━━ Provided data
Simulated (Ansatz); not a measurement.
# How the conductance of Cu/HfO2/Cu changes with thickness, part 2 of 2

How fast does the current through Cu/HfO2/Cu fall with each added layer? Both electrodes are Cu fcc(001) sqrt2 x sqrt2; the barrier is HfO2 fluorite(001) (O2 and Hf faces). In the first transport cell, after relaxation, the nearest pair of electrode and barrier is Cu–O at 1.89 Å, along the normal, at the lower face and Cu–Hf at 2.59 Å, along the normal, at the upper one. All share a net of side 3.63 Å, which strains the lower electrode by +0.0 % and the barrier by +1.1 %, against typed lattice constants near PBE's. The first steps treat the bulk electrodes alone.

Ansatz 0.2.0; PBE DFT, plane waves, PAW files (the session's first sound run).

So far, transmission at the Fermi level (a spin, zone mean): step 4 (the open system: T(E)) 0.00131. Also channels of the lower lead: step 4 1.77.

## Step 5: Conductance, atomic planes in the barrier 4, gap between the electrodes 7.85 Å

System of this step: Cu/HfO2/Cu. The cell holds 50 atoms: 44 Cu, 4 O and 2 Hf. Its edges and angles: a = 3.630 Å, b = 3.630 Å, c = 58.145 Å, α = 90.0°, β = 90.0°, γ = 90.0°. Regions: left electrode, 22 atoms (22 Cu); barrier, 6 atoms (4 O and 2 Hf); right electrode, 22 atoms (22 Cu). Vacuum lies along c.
━━━━

*Assigned task:*
From the records above, transcribe exactly the run of lines that opens with the line holding "So far, transmission" and closes with the line holding "## Step 5: Conductance, atomic", both included.

*Written solution:*
So far, transmission at the Fermi level (a spin, zone mean): step 4 (the open system: T(E)) 0.00131. Also channels of the lower lead: step 4 1.77.

## Step 5: Conductance, atomic planes in the barrier 4, gap between the electrodes 7.85 Å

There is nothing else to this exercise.